EXCERPTED DATA:
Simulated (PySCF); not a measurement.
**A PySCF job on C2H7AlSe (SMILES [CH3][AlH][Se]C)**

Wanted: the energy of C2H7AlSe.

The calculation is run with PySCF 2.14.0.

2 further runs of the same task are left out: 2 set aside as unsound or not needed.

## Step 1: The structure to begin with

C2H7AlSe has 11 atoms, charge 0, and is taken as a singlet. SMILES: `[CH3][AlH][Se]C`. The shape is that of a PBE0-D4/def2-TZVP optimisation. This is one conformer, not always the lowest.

REQUIRED ACTION:
Every line in the material must be repeated verbatim.

WRITTEN SOLUTION:
Simulated (PySCF); not a measurement.
**A PySCF job on C2H7AlSe (SMILES [CH3][AlH][Se]C)**

Wanted: the energy of C2H7AlSe.

The calculation is run with PySCF 2.14.0.

2 further runs of the same task are left out: 2 set aside as unsound or not needed.

## Step 1: The structure to begin with

C2H7AlSe has 11 atoms, charge 0, and is taken as a singlet. SMILES: `[CH3][AlH][Se]C`. The shape is that of a PBE0-D4/def2-TZVP optimisation. This is one conformer, not always the lowest.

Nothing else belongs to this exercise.